_DATASET_:
________________
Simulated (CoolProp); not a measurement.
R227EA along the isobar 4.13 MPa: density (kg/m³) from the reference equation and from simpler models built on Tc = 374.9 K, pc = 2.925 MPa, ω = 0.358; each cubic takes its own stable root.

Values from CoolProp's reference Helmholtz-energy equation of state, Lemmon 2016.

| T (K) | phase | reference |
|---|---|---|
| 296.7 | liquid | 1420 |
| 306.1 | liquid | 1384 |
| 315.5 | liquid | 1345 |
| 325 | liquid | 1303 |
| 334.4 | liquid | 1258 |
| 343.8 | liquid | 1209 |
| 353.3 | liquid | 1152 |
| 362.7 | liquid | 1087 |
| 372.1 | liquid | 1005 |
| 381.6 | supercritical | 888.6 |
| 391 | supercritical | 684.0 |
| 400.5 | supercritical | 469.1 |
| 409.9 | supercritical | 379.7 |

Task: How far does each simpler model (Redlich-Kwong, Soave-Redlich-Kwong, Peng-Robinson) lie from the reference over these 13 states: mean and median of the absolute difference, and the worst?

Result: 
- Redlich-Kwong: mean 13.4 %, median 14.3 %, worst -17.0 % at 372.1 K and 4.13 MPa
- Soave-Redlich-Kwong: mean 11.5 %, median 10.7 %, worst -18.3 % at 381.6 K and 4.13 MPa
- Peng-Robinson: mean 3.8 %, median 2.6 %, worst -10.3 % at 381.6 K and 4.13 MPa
________________

_ASSIGNED TASK_:
Take the lines from the start of the records through the line holding "supercritical | 469.1 |", both included, and please print them exactly, with nothing else.

_YOUR RESPONSE_:
Simulated (CoolProp); not a measurement.
R227EA along the isobar 4.13 MPa: density (kg/m³) from the reference equation and from simpler models built on Tc = 374.9 K, pc = 2.925 MPa, ω = 0.358; each cubic takes its own stable root.

Values from CoolProp's reference Helmholtz-energy equation of state, Lemmon 2016.

| T (K) | phase | reference |
|---|---|---|
| 296.7 | liquid | 1420 |
| 306.1 | liquid | 1384 |
| 315.5 | liquid | 1345 |
| 325 | liquid | 1303 |
| 334.4 | liquid | 1258 |
| 343.8 | liquid | 1209 |
| 353.3 | liquid | 1152 |
| 362.7 | liquid | 1087 |
| 372.1 | liquid | 1005 |
| 381.6 | supercritical | 888.6 |
| 391 | supercritical | 684.0 |
| 400.5 | supercritical | 469.1 |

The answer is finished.